# LISTED RECORDS
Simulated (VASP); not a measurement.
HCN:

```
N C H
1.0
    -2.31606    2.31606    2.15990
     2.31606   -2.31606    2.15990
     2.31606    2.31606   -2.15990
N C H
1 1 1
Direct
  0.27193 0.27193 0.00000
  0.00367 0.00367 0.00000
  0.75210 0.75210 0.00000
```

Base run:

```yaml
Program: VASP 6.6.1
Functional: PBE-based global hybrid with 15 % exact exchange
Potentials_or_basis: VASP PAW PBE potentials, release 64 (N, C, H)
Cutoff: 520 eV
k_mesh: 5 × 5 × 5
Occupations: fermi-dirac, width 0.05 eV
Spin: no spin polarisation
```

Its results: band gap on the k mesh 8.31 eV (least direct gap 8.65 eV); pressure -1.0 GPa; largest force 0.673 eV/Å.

# EXERCISE
Write out the full listing without altering anything.

# EXERCISE ANSWER
Simulated (VASP); not a measurement.
HCN:

```
N C H
1.0
    -2.31606    2.31606    2.15990
     2.31606   -2.31606    2.15990
     2.31606    2.31606   -2.15990
N C H
1 1 1
Direct
  0.27193 0.27193 0.00000
  0.00367 0.00367 0.00000
  0.75210 0.75210 0.00000
```

Base run:

```yaml
Program: VASP 6.6.1
Functional: PBE-based global hybrid with 15 % exact exchange
Potentials_or_basis: VASP PAW PBE potentials, release 64 (N, C, H)
Cutoff: 520 eV
k_mesh: 5 × 5 × 5
Occupations: fermi-dirac, width 0.05 eV
Spin: no spin polarisation
```

Its results: band gap on the k mesh 8.31 eV (least direct gap 8.65 eV); pressure -1.0 GPa; largest force 0.673 eV/Å.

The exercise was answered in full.